ASSIGNED TASK ▸ With nothing left out, repeat every entry exactly.

** ENTRIES PROVIDED follows **

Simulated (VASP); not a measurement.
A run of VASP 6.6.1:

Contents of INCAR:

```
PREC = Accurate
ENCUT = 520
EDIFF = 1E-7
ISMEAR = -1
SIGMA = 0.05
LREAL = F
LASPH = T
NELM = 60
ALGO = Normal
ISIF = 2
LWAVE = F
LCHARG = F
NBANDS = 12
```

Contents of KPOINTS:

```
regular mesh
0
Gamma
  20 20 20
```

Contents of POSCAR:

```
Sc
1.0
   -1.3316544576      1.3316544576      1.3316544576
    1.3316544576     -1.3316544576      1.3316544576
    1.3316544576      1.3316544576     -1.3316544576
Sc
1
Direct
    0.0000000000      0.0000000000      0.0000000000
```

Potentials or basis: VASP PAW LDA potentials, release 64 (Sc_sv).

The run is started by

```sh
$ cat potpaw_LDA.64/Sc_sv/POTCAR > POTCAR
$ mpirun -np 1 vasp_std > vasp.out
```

** End of ENTRIES PROVIDED **

RESPONSE BOX ▸
Simulated (VASP); not a measurement.
A run of VASP 6.6.1:

Contents of INCAR:

```
PREC = Accurate
ENCUT = 520
EDIFF = 1E-7
ISMEAR = -1
SIGMA = 0.05
LREAL = F
LASPH = T
NELM = 60
ALGO = Normal
ISIF = 2
LWAVE = F
LCHARG = F
NBANDS = 12
```

Contents of KPOINTS:

```
regular mesh
0
Gamma
  20 20 20
```

Contents of POSCAR:

```
Sc
1.0
   -1.3316544576      1.3316544576      1.3316544576
    1.3316544576     -1.3316544576      1.3316544576
    1.3316544576      1.3316544576     -1.3316544576
Sc
1
Direct
    0.0000000000      0.0000000000      0.0000000000
```

Potentials or basis: VASP PAW LDA potentials, release 64 (Sc_sv).

The run is started by

```sh
$ cat potpaw_LDA.64/Sc_sv/POTCAR > POTCAR
$ mpirun -np 1 vasp_std > vasp.out
```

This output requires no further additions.